ENTRIES SUPPLIED:
=======
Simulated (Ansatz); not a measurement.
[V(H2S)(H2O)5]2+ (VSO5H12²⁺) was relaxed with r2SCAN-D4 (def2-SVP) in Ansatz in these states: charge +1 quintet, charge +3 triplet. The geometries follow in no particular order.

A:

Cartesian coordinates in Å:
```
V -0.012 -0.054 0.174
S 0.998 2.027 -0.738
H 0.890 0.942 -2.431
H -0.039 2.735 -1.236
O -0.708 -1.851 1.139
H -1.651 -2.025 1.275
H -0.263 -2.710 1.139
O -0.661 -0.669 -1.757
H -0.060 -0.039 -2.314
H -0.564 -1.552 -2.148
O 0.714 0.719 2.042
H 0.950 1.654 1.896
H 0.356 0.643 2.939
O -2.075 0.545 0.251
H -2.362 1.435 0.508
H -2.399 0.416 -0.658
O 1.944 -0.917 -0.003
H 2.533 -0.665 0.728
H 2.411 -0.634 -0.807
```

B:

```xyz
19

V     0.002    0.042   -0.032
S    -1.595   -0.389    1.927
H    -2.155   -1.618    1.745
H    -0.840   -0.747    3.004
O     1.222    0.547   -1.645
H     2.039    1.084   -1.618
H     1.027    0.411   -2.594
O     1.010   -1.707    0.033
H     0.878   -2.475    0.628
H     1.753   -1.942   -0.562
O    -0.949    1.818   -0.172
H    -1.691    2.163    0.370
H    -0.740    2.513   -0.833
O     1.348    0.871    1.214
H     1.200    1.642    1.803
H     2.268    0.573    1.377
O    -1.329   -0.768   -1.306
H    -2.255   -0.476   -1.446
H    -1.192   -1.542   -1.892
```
=======

WORK ITEM: Write out all of the records above exactly as they appear.

EXERCISE OUTPUT:
Simulated (Ansatz); not a measurement.
[V(H2S)(H2O)5]2+ (VSO5H12²⁺) was relaxed with r2SCAN-D4 (def2-SVP) in Ansatz in these states: charge +1 quintet, charge +3 triplet. The geometries follow in no particular order.

A:

Cartesian coordinates in Å:
```
V -0.012 -0.054 0.174
S 0.998 2.027 -0.738
H 0.890 0.942 -2.431
H -0.039 2.735 -1.236
O -0.708 -1.851 1.139
H -1.651 -2.025 1.275
H -0.263 -2.710 1.139
O -0.661 -0.669 -1.757
H -0.060 -0.039 -2.314
H -0.564 -1.552 -2.148
O 0.714 0.719 2.042
H 0.950 1.654 1.896
H 0.356 0.643 2.939
O -2.075 0.545 0.251
H -2.362 1.435 0.508
H -2.399 0.416 -0.658
O 1.944 -0.917 -0.003
H 2.533 -0.665 0.728
H 2.411 -0.634 -0.807
```

B:

```xyz
19

V     0.002    0.042   -0.032
S    -1.595   -0.389    1.927
H    -2.155   -1.618    1.745
H    -0.840   -0.747    3.004
O     1.222    0.547   -1.645
H     2.039    1.084   -1.618
H     1.027    0.411   -2.594
O     1.010   -1.707    0.033
H     0.878   -2.475    0.628
H     1.753   -1.942   -0.562
O    -0.949    1.818   -0.172
H    -1.691    2.163    0.370
H    -0.740    2.513   -0.833
O     1.348    0.871    1.214
H     1.200    1.642    1.803
H     2.268    0.573    1.377
O    -1.329   -0.768   -1.306
H    -2.255   -0.476   -1.446
H    -1.192   -1.542   -1.892
```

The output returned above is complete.